* **ACTION ITEM**
Line by line, reproduce exactly the beginning of the listing below, ending with the line that contains "Geometry: PBE0-D3(BJ)/pcseg-1." and adding nothing.

....................

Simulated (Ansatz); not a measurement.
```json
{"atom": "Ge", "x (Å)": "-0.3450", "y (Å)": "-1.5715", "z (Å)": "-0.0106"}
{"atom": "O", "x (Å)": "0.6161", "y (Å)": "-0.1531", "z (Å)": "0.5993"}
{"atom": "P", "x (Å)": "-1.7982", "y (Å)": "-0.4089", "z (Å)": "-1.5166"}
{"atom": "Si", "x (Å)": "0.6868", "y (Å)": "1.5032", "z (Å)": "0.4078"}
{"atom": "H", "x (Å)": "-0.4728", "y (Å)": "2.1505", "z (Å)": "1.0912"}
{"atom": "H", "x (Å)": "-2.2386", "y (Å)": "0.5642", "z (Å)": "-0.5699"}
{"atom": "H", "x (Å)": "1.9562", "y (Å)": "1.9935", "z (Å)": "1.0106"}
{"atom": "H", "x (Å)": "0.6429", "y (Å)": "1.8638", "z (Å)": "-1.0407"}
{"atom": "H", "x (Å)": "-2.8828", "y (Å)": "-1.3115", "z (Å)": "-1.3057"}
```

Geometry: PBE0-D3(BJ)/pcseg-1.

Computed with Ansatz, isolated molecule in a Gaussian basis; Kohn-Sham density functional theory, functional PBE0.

....................

* **TASK RESULT**
Simulated (Ansatz); not a measurement.
```json
{"atom": "Ge", "x (Å)": "-0.3450", "y (Å)": "-1.5715", "z (Å)": "-0.0106"}
{"atom": "O", "x (Å)": "0.6161", "y (Å)": "-0.1531", "z (Å)": "0.5993"}
{"atom": "P", "x (Å)": "-1.7982", "y (Å)": "-0.4089", "z (Å)": "-1.5166"}
{"atom": "Si", "x (Å)": "0.6868", "y (Å)": "1.5032", "z (Å)": "0.4078"}
{"atom": "H", "x (Å)": "-0.4728", "y (Å)": "2.1505", "z (Å)": "1.0912"}
{"atom": "H", "x (Å)": "-2.2386", "y (Å)": "0.5642", "z (Å)": "-0.5699"}
{"atom": "H", "x (Å)": "1.9562", "y (Å)": "1.9935", "z (Å)": "1.0106"}
{"atom": "H", "x (Å)": "0.6429", "y (Å)": "1.8638", "z (Å)": "-1.0407"}
{"atom": "H", "x (Å)": "-2.8828", "y (Å)": "-1.3115", "z (Å)": "-1.3057"}
```

Geometry: PBE0-D3(BJ)/pcseg-1.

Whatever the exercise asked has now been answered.